Work instruction:
Once you find the line with "VASP | Ansatz |" in the entries below, return exactly every line from it through the line with "Problem. Estimate Ansatz's values.".

-- Raw data follows --

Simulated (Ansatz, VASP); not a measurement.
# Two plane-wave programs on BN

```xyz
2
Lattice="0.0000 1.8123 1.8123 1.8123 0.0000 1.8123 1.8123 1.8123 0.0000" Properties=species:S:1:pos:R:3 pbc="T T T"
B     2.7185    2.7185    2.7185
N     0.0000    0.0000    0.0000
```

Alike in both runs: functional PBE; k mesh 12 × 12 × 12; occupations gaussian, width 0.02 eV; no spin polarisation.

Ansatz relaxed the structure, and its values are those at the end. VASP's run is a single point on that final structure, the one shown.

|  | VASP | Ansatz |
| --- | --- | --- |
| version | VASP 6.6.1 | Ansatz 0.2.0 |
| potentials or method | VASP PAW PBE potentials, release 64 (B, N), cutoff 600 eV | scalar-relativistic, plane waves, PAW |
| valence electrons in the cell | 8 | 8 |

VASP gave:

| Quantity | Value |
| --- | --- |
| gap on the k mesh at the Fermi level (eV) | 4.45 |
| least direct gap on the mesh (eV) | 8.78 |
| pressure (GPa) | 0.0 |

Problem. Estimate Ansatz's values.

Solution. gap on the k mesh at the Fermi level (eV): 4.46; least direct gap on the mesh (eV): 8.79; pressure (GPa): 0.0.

-- Raw data concluded --

Response:
|  | VASP | Ansatz |
| --- | --- | --- |
| version | VASP 6.6.1 | Ansatz 0.2.0 |
| potentials or method | VASP PAW PBE potentials, release 64 (B, N), cutoff 600 eV | scalar-relativistic, plane waves, PAW |
| valence electrons in the cell | 8 | 8 |

VASP gave:

| Quantity | Value |
| --- | --- |
| gap on the k mesh at the Fermi level (eV) | 4.45 |
| least direct gap on the mesh (eV) | 8.78 |
| pressure (GPa) | 0.0 |

Problem. Estimate Ansatz's values.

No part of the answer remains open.